****
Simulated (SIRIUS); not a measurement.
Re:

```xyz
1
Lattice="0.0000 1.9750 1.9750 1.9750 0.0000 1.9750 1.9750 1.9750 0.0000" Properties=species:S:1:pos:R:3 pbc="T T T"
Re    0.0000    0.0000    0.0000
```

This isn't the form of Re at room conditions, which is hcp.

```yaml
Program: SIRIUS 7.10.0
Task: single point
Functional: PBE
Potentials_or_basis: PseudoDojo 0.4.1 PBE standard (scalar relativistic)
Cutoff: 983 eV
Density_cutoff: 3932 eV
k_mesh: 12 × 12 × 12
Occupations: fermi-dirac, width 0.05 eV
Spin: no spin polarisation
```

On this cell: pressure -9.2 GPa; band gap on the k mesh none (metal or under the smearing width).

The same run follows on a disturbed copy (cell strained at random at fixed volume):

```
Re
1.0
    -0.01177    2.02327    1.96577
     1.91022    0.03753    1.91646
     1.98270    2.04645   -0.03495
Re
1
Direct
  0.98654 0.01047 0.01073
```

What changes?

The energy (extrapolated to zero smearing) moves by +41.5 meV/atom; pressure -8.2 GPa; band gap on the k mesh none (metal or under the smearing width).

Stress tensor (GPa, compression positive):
****

[Task item]
Start at the first line of the material. Reproduce every line exactly, ending with the line that holds "What changes?".

[Answer box]
Simulated (SIRIUS); not a measurement.
Re:

```xyz
1
Lattice="0.0000 1.9750 1.9750 1.9750 0.0000 1.9750 1.9750 1.9750 0.0000" Properties=species:S:1:pos:R:3 pbc="T T T"
Re    0.0000    0.0000    0.0000
```

This isn't the form of Re at room conditions, which is hcp.

```yaml
Program: SIRIUS 7.10.0
Task: single point
Functional: PBE
Potentials_or_basis: PseudoDojo 0.4.1 PBE standard (scalar relativistic)
Cutoff: 983 eV
Density_cutoff: 3932 eV
k_mesh: 12 × 12 × 12
Occupations: fermi-dirac, width 0.05 eV
Spin: no spin polarisation
```

On this cell: pressure -9.2 GPa; band gap on the k mesh none (metal or under the smearing width).

The same run follows on a disturbed copy (cell strained at random at fixed volume):

```
Re
1.0
    -0.01177    2.02327    1.96577
     1.91022    0.03753    1.91646
     1.98270    2.04645   -0.03495
Re
1
Direct
  0.98654 0.01047 0.01073
```

What changes?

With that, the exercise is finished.